● **Action item**
Please write out, exactly, every line of the listing from its first line through the one that includes "The start was".

● **Input data**
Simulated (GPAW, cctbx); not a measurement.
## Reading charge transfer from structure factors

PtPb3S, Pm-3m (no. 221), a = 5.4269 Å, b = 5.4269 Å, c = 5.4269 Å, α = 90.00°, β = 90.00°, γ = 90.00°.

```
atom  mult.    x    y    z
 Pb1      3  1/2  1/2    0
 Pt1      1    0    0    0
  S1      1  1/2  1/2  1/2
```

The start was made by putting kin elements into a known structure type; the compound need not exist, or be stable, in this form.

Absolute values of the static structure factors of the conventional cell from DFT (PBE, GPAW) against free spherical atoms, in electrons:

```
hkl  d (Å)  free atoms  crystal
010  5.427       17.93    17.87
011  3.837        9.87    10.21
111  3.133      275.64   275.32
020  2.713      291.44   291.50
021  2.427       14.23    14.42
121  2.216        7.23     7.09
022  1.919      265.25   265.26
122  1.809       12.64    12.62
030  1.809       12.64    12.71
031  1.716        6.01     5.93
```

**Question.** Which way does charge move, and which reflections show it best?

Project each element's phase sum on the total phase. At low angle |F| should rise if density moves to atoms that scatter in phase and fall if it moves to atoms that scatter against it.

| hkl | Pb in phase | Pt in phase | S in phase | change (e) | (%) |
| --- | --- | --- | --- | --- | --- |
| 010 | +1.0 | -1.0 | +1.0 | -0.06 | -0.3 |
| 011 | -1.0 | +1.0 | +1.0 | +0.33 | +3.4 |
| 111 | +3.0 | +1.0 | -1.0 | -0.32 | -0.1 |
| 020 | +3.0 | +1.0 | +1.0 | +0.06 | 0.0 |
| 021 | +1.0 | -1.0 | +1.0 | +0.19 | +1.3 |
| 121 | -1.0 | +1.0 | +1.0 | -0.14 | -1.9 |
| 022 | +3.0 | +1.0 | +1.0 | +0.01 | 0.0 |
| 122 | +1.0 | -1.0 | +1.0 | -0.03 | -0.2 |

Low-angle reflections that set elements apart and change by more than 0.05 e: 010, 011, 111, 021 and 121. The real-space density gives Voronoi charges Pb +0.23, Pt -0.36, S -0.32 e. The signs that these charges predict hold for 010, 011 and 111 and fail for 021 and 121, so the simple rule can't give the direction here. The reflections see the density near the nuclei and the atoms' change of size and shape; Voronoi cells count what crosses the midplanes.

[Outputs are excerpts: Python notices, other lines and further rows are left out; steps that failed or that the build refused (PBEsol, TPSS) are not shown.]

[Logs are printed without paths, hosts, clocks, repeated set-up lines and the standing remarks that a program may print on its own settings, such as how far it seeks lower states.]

● **Exercise response**
Simulated (GPAW, cctbx); not a measurement.
## Reading charge transfer from structure factors

PtPb3S, Pm-3m (no. 221), a = 5.4269 Å, b = 5.4269 Å, c = 5.4269 Å, α = 90.00°, β = 90.00°, γ = 90.00°.

```
atom  mult.    x    y    z
 Pb1      3  1/2  1/2    0
 Pt1      1    0    0    0
  S1      1  1/2  1/2  1/2
```

The start was made by putting kin elements into a known structure type; the compound need not exist, or be stable, in this form.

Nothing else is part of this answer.